→ Task item:
As soon as the line containing "Aim: predict the" appears in the material below, start returning lines exactly, and end with the line containing "## 2. Optimising the geometry with GFN2-xTB".

====

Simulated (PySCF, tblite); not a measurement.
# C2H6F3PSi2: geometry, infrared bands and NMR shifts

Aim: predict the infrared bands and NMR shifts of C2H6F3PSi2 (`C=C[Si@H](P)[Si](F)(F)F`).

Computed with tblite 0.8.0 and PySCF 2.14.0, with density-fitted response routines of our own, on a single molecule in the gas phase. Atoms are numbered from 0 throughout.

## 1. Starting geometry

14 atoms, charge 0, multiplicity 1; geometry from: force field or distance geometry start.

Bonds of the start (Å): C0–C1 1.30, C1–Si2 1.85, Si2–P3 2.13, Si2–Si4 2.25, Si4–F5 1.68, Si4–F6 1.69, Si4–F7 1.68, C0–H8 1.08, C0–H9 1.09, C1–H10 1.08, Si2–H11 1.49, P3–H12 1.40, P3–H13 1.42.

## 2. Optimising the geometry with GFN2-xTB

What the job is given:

====

→ Exercise solution:
Aim: predict the infrared bands and NMR shifts of C2H6F3PSi2 (`C=C[Si@H](P)[Si](F)(F)F`).

Computed with tblite 0.8.0 and PySCF 2.14.0, with density-fitted response routines of our own, on a single molecule in the gas phase. Atoms are numbered from 0 throughout.

## 1. Starting geometry

14 atoms, charge 0, multiplicity 1; geometry from: force field or distance geometry start.

Bonds of the start (Å): C0–C1 1.30, C1–Si2 1.85, Si2–P3 2.13, Si2–Si4 2.25, Si4–F5 1.68, Si4–F6 1.69, Si4–F7 1.68, C0–H8 1.08, C0–H9 1.09, C1–H10 1.08, Si2–H11 1.49, P3–H12 1.40, P3–H13 1.42.

## 2. Optimising the geometry with GFN2-xTB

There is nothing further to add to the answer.